### EXERCISE
The entries below should be output exactly as written.

'''

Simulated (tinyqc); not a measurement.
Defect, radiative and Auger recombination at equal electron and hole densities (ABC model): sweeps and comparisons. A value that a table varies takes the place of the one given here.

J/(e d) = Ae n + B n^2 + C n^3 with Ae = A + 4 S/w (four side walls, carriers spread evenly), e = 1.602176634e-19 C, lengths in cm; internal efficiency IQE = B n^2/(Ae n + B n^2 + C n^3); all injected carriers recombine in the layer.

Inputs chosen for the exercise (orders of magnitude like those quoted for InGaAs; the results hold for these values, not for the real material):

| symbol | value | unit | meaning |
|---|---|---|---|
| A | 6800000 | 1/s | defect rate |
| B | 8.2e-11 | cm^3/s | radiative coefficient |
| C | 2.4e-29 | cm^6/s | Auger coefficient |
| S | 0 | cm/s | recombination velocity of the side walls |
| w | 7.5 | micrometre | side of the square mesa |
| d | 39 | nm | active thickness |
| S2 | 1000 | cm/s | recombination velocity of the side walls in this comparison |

'''

### RESPONSE AREA
Simulated (tinyqc); not a measurement.
Defect, radiative and Auger recombination at equal electron and hole densities (ABC model): sweeps and comparisons. A value that a table varies takes the place of the one given here.

J/(e d) = Ae n + B n^2 + C n^3 with Ae = A + 4 S/w (four side walls, carriers spread evenly), e = 1.602176634e-19 C, lengths in cm; internal efficiency IQE = B n^2/(Ae n + B n^2 + C n^3); all injected carriers recombine in the layer.

Inputs chosen for the exercise (orders of magnitude like those quoted for InGaAs; the results hold for these values, not for the real material):

| symbol | value | unit | meaning |
|---|---|---|---|
| A | 6800000 | 1/s | defect rate |
| B | 8.2e-11 | cm^3/s | radiative coefficient |
| C | 2.4e-29 | cm^6/s | Auger coefficient |
| S | 0 | cm/s | recombination velocity of the side walls |
| w | 7.5 | micrometre | side of the square mesa |
| d | 39 | nm | active thickness |
| S2 | 1000 | cm/s | recombination velocity of the side walls in this comparison |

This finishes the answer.